## ASSIGNMENT
The stretch from the line with "Alike in both" through the line with "0.7 | -0.04 |" in the records below: write it out exactly, and nothing else.

## DATASET EXCERPTS
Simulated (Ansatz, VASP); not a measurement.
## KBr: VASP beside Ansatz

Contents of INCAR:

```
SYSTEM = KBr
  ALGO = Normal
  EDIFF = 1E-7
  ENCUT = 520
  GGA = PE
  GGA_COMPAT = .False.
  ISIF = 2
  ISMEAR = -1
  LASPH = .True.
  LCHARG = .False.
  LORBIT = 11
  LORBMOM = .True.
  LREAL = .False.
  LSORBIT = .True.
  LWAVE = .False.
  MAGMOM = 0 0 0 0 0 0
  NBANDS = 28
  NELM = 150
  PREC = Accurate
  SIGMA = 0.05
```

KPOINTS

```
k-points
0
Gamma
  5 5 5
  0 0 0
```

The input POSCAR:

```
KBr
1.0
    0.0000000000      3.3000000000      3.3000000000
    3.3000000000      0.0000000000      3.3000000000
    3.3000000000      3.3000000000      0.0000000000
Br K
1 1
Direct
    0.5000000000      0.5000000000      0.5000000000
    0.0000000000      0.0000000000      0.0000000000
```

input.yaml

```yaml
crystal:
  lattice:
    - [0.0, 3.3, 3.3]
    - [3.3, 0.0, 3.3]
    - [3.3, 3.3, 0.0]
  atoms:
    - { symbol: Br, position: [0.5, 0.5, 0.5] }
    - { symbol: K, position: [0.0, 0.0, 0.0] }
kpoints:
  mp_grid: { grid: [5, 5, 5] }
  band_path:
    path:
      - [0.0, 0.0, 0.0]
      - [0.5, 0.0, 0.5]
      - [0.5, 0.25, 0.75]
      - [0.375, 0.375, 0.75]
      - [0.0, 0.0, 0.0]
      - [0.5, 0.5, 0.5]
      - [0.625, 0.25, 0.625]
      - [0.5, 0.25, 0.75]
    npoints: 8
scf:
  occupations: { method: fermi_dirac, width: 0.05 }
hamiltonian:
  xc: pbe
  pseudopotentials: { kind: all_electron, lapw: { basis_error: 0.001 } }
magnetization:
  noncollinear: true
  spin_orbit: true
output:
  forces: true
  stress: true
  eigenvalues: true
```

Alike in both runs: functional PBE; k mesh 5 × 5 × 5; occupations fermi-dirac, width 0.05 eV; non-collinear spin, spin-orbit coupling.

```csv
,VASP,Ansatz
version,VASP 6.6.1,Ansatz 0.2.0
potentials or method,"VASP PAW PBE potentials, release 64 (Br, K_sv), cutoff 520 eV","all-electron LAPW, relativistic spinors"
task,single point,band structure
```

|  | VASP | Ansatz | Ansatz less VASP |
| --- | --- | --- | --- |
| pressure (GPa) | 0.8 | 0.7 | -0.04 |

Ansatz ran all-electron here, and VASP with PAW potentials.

## ANSWER BOX
Alike in both runs: functional PBE; k mesh 5 × 5 × 5; occupations fermi-dirac, width 0.05 eV; non-collinear spin, spin-orbit coupling.

```csv
,VASP,Ansatz
version,VASP 6.6.1,Ansatz 0.2.0
potentials or method,"VASP PAW PBE potentials, release 64 (Br, K_sv), cutoff 520 eV","all-electron LAPW, relativistic spinors"
task,single point,band structure
```

|  | VASP | Ansatz | Ansatz less VASP |
| --- | --- | --- | --- |
| pressure (GPa) | 0.8 | 0.7 | -0.04 |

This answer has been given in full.